→ **WORK REQUEST**: Output the complete listing exactly.

→ **EXTRACTED ENTRIES**:
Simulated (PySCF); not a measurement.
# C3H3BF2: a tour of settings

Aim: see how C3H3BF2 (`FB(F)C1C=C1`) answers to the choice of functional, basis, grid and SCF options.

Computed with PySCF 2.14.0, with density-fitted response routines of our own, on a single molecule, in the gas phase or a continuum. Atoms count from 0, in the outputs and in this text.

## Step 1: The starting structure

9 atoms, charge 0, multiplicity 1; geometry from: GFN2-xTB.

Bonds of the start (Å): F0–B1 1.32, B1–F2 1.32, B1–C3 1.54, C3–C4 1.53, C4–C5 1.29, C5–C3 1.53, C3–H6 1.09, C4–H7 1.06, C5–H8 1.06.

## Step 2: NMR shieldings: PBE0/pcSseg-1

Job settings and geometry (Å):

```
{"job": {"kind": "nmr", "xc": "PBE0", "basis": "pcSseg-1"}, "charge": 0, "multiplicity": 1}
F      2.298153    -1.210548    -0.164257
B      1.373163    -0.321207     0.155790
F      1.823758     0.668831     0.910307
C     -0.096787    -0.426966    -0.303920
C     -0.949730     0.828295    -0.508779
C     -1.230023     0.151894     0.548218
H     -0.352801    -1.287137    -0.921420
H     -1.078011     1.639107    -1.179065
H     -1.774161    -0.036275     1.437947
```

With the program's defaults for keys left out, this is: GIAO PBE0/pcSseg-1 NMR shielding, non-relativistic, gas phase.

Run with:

→ **YOUR RESPONSE**:
Simulated (PySCF); not a measurement.
# C3H3BF2: a tour of settings

Aim: see how C3H3BF2 (`FB(F)C1C=C1`) answers to the choice of functional, basis, grid and SCF options.

Computed with PySCF 2.14.0, with density-fitted response routines of our own, on a single molecule, in the gas phase or a continuum. Atoms count from 0, in the outputs and in this text.

## Step 1: The starting structure

9 atoms, charge 0, multiplicity 1; geometry from: GFN2-xTB.

Bonds of the start (Å): F0–B1 1.32, B1–F2 1.32, B1–C3 1.54, C3–C4 1.53, C4–C5 1.29, C5–C3 1.53, C3–H6 1.09, C4–H7 1.06, C5–H8 1.06.

## Step 2: NMR shieldings: PBE0/pcSseg-1

Job settings and geometry (Å):

```
{"job": {"kind": "nmr", "xc": "PBE0", "basis": "pcSseg-1"}, "charge": 0, "multiplicity": 1}
F      2.298153    -1.210548    -0.164257
B      1.373163    -0.321207     0.155790
F      1.823758     0.668831     0.910307
C     -0.096787    -0.426966    -0.303920
C     -0.949730     0.828295    -0.508779
C     -1.230023     0.151894     0.548218
H     -0.352801    -1.287137    -0.921420
H     -1.078011     1.639107    -1.179065
H     -1.774161    -0.036275     1.437947
```

With the program's defaults for keys left out, this is: GIAO PBE0/pcSseg-1 NMR shielding, non-relativistic, gas phase.

Run with:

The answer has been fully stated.